§ Exercise
The response must match the data below exactly, line for line.

§ Supplied material
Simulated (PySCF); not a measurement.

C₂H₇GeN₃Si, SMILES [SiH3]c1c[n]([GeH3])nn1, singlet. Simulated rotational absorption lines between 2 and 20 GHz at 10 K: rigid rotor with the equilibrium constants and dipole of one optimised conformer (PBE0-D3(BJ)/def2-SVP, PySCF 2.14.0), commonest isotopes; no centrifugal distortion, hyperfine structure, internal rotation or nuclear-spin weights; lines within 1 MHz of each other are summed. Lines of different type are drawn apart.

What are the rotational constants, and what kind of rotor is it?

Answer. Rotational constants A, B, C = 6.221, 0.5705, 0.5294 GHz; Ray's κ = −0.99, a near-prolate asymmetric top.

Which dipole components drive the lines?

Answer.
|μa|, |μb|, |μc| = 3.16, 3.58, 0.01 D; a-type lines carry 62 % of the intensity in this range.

§ Written answer
Simulated (PySCF); not a measurement.

C₂H₇GeN₃Si, SMILES [SiH3]c1c[n]([GeH3])nn1, singlet. Simulated rotational absorption lines between 2 and 20 GHz at 10 K: rigid rotor with the equilibrium constants and dipole of one optimised conformer (PBE0-D3(BJ)/def2-SVP, PySCF 2.14.0), commonest isotopes; no centrifugal distortion, hyperfine structure, internal rotation or nuclear-spin weights; lines within 1 MHz of each other are summed. Lines of different type are drawn apart.

What are the rotational constants, and what kind of rotor is it?

Answer. Rotational constants A, B, C = 6.221, 0.5705, 0.5294 GHz; Ray's κ = −0.99, a near-prolate asymmetric top.

Which dipole components drive the lines?

Answer.
|μa|, |μb|, |μc| = 3.16, 3.58, 0.01 D; a-type lines carry 62 % of the intensity in this range.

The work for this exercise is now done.